[[ AVAILABLE DATA open ]]

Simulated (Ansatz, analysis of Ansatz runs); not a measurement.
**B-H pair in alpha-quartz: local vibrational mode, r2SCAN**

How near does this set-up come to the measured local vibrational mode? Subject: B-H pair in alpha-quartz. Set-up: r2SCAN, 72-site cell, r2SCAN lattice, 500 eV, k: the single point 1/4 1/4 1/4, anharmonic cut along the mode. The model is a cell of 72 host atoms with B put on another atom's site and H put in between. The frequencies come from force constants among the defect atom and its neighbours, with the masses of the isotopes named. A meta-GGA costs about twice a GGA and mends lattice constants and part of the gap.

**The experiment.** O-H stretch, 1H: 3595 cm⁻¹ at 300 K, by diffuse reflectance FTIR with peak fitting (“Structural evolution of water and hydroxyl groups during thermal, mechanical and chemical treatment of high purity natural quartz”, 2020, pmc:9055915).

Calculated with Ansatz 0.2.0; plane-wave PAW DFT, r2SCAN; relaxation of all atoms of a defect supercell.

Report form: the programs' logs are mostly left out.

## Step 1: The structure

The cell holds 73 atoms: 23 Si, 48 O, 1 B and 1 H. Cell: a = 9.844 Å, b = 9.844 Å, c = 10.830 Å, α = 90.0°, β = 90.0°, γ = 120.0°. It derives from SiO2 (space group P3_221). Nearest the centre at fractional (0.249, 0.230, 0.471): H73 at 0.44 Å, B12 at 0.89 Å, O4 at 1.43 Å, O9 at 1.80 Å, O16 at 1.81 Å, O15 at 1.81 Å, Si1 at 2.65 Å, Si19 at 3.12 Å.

[[ AVAILABLE DATA closed ]]

▶ **REQUIRED ACTION**:
Line by line, output the records exactly as given.

▶ **YOUR SOLUTION**:
Simulated (Ansatz, analysis of Ansatz runs); not a measurement.
**B-H pair in alpha-quartz: local vibrational mode, r2SCAN**

How near does this set-up come to the measured local vibrational mode? Subject: B-H pair in alpha-quartz. Set-up: r2SCAN, 72-site cell, r2SCAN lattice, 500 eV, k: the single point 1/4 1/4 1/4, anharmonic cut along the mode. The model is a cell of 72 host atoms with B put on another atom's site and H put in between. The frequencies come from force constants among the defect atom and its neighbours, with the masses of the isotopes named. A meta-GGA costs about twice a GGA and mends lattice constants and part of the gap.

**The experiment.** O-H stretch, 1H: 3595 cm⁻¹ at 300 K, by diffuse reflectance FTIR with peak fitting (“Structural evolution of water and hydroxyl groups during thermal, mechanical and chemical treatment of high purity natural quartz”, 2020, pmc:9055915).

Calculated with Ansatz 0.2.0; plane-wave PAW DFT, r2SCAN; relaxation of all atoms of a defect supercell.

Report form: the programs' logs are mostly left out.

## Step 1: The structure

The cell holds 73 atoms: 23 Si, 48 O, 1 B and 1 H. Cell: a = 9.844 Å, b = 9.844 Å, c = 10.830 Å, α = 90.0°, β = 90.0°, γ = 120.0°. It derives from SiO2 (space group P3_221). Nearest the centre at fractional (0.249, 0.230, 0.471): H73 at 0.44 Å, B12 at 0.89 Å, O4 at 1.43 Å, O9 at 1.80 Å, O16 at 1.81 Å, O15 at 1.81 Å, Si1 at 2.65 Å, Si19 at 3.12 Å.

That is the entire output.